Record extracts:
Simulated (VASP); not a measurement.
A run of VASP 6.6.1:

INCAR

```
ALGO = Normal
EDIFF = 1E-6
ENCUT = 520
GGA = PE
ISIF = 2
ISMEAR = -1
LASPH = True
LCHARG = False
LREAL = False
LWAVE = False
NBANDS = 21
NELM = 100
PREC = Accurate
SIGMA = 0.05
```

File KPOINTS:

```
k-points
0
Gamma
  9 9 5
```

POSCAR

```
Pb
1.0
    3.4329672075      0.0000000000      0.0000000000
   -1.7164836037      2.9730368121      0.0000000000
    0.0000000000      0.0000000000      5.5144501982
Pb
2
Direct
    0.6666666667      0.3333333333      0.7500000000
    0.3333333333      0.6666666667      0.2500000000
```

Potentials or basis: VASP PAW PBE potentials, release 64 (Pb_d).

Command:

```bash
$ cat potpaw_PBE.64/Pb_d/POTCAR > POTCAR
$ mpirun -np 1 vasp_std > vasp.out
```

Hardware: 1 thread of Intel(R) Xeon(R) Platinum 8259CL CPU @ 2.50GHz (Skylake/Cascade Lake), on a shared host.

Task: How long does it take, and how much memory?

Required action: Line by line, output the data precisely as shown above.

Your response:
Simulated (VASP); not a measurement.
A run of VASP 6.6.1:

INCAR

```
ALGO = Normal
EDIFF = 1E-6
ENCUT = 520
GGA = PE
ISIF = 2
ISMEAR = -1
LASPH = True
LCHARG = False
LREAL = False
LWAVE = False
NBANDS = 21
NELM = 100
PREC = Accurate
SIGMA = 0.05
```

File KPOINTS:

```
k-points
0
Gamma
  9 9 5
```

POSCAR

```
Pb
1.0
    3.4329672075      0.0000000000      0.0000000000
   -1.7164836037      2.9730368121      0.0000000000
    0.0000000000      0.0000000000      5.5144501982
Pb
2
Direct
    0.6666666667      0.3333333333      0.7500000000
    0.3333333333      0.6666666667      0.2500000000
```

Potentials or basis: VASP PAW PBE potentials, release 64 (Pb_d).

Command:

```bash
$ cat potpaw_PBE.64/Pb_d/POTCAR > POTCAR
$ mpirun -np 1 vasp_std > vasp.out
```

Hardware: 1 thread of Intel(R) Xeon(R) Platinum 8259CL CPU @ 2.50GHz (Skylake/Cascade Lake), on a shared host.

Task: How long does it take, and how much memory?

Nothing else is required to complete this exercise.